Work order: Reproduce only the stretch of entries below that begins at the first line and ends at the line holding "-0.37 | 69.82 |".

Dataset excerpts:
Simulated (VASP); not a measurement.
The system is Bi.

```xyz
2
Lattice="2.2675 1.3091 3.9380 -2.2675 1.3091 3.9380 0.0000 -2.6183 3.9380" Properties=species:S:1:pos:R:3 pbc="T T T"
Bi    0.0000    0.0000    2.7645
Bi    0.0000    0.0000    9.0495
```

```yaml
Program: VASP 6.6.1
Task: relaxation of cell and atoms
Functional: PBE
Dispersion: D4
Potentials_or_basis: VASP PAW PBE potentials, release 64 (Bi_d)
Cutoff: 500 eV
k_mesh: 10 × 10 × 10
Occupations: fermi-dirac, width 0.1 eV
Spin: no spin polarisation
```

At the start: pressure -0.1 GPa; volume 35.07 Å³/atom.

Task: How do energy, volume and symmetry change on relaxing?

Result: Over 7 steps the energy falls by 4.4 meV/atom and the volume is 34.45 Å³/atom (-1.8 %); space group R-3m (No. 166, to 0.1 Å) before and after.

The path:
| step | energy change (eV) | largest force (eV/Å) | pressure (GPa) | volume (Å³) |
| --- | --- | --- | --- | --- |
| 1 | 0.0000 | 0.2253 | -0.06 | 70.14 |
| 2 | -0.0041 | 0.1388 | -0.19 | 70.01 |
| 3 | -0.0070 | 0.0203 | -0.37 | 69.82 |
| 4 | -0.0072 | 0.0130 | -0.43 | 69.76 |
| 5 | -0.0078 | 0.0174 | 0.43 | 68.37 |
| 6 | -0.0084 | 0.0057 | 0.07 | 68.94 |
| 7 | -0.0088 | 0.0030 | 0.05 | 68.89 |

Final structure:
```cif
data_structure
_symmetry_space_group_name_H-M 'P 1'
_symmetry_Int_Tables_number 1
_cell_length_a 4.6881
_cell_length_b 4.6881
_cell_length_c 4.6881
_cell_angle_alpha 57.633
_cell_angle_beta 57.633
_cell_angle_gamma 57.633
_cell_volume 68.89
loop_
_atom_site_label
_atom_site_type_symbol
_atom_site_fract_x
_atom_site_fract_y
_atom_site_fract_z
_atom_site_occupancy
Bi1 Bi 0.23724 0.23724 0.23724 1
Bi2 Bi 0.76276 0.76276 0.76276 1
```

Result:
Simulated (VASP); not a measurement.
The system is Bi.

```xyz
2
Lattice="2.2675 1.3091 3.9380 -2.2675 1.3091 3.9380 0.0000 -2.6183 3.9380" Properties=species:S:1:pos:R:3 pbc="T T T"
Bi    0.0000    0.0000    2.7645
Bi    0.0000    0.0000    9.0495
```

```yaml
Program: VASP 6.6.1
Task: relaxation of cell and atoms
Functional: PBE
Dispersion: D4
Potentials_or_basis: VASP PAW PBE potentials, release 64 (Bi_d)
Cutoff: 500 eV
k_mesh: 10 × 10 × 10
Occupations: fermi-dirac, width 0.1 eV
Spin: no spin polarisation
```

At the start: pressure -0.1 GPa; volume 35.07 Å³/atom.

Task: How do energy, volume and symmetry change on relaxing?

Result: Over 7 steps the energy falls by 4.4 meV/atom and the volume is 34.45 Å³/atom (-1.8 %); space group R-3m (No. 166, to 0.1 Å) before and after.

The path:
| step | energy change (eV) | largest force (eV/Å) | pressure (GPa) | volume (Å³) |
| --- | --- | --- | --- | --- |
| 1 | 0.0000 | 0.2253 | -0.06 | 70.14 |
| 2 | -0.0041 | 0.1388 | -0.19 | 70.01 |
| 3 | -0.0070 | 0.0203 | -0.37 | 69.82 |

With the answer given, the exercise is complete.